→ **EXCERPTED DATA**:
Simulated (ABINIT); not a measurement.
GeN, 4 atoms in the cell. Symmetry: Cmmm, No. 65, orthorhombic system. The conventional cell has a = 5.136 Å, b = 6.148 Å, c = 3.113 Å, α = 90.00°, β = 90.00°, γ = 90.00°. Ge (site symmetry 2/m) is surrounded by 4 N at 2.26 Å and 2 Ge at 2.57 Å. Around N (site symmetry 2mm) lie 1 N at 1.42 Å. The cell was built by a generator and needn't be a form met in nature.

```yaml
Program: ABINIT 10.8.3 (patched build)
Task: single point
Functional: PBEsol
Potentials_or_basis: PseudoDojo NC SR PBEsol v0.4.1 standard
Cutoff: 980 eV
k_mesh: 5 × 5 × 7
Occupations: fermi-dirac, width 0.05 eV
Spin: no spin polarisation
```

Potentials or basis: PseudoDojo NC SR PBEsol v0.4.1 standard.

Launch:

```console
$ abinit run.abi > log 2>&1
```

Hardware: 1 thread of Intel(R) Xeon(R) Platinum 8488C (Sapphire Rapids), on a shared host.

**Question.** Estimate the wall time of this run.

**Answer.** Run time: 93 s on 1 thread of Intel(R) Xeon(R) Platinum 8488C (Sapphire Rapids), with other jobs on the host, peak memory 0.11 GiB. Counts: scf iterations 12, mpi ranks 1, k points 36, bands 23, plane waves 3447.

→ **WORK ORDER**:
Taking the entries above, write out exactly the lines starting with the line containing "Hardware: 1 thread" and going on through the line containing "of this run.", both included, and nothing else.

→ **ANSWER BOX**:
Hardware: 1 thread of Intel(R) Xeon(R) Platinum 8488C (Sapphire Rapids), on a shared host.

**Question.** Estimate the wall time of this run.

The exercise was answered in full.